* **DATA EXTRACTS**:
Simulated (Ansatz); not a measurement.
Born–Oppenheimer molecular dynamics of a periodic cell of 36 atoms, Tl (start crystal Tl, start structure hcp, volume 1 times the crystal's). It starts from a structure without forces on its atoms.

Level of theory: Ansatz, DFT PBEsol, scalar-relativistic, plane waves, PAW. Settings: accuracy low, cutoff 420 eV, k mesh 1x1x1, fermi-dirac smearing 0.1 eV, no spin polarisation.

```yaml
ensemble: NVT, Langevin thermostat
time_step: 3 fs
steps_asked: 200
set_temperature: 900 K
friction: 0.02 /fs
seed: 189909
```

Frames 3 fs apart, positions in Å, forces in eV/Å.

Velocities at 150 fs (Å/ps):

* **EXERCISE**:
Repeat the data verbatim, line after line, leaving nothing out.

* **WORKED SOLUTION**:
Simulated (Ansatz); not a measurement.
Born–Oppenheimer molecular dynamics of a periodic cell of 36 atoms, Tl (start crystal Tl, start structure hcp, volume 1 times the crystal's). It starts from a structure without forces on its atoms.

Level of theory: Ansatz, DFT PBEsol, scalar-relativistic, plane waves, PAW. Settings: accuracy low, cutoff 420 eV, k mesh 1x1x1, fermi-dirac smearing 0.1 eV, no spin polarisation.

```yaml
ensemble: NVT, Langevin thermostat
time_step: 3 fs
steps_asked: 200
set_temperature: 900 K
friction: 0.02 /fs
seed: 189909
```

Frames 3 fs apart, positions in Å, forces in eV/Å.

Velocities at 150 fs (Å/ps):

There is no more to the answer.